-- THE DATA --
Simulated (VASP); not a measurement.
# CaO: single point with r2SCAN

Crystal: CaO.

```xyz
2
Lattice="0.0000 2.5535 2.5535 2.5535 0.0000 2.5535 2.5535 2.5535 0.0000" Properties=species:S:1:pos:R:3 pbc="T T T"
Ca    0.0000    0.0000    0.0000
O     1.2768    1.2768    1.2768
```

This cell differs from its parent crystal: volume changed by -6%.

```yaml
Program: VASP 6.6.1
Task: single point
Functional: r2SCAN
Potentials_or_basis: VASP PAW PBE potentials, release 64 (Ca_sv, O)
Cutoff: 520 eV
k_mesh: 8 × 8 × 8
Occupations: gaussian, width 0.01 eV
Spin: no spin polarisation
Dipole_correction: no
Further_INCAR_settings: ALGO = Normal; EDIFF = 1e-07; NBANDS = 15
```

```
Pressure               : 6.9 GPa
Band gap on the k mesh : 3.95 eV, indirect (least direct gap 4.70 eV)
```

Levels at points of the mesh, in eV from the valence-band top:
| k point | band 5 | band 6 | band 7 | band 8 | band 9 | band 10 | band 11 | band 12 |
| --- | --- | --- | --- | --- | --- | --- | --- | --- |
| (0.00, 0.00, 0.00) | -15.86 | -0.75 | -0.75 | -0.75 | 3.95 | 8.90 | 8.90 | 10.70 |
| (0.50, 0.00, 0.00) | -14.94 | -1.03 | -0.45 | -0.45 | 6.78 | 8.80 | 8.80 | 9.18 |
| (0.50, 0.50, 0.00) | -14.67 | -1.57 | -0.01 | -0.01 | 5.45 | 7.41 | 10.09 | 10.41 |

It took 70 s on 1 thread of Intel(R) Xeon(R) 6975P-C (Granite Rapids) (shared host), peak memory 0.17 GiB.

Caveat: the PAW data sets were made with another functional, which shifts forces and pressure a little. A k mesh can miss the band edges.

-- BRIEF --
Whatever else the listing above holds, retype exactly only the lines from the one containing "11 | band 12 |" to the one containing "It took 70 s", both ends kept.

-- TASK RESPONSE --
| k point | band 5 | band 6 | band 7 | band 8 | band 9 | band 10 | band 11 | band 12 |
| --- | --- | --- | --- | --- | --- | --- | --- | --- |
| (0.00, 0.00, 0.00) | -15.86 | -0.75 | -0.75 | -0.75 | 3.95 | 8.90 | 8.90 | 10.70 |
| (0.50, 0.00, 0.00) | -14.94 | -1.03 | -0.45 | -0.45 | 6.78 | 8.80 | 8.80 | 9.18 |
| (0.50, 0.50, 0.00) | -14.67 | -1.57 | -0.01 | -0.01 | 5.45 | 7.41 | 10.09 | 10.41 |

It took 70 s on 1 thread of Intel(R) Xeon(R) 6975P-C (Granite Rapids) (shared host), peak memory 0.17 GiB.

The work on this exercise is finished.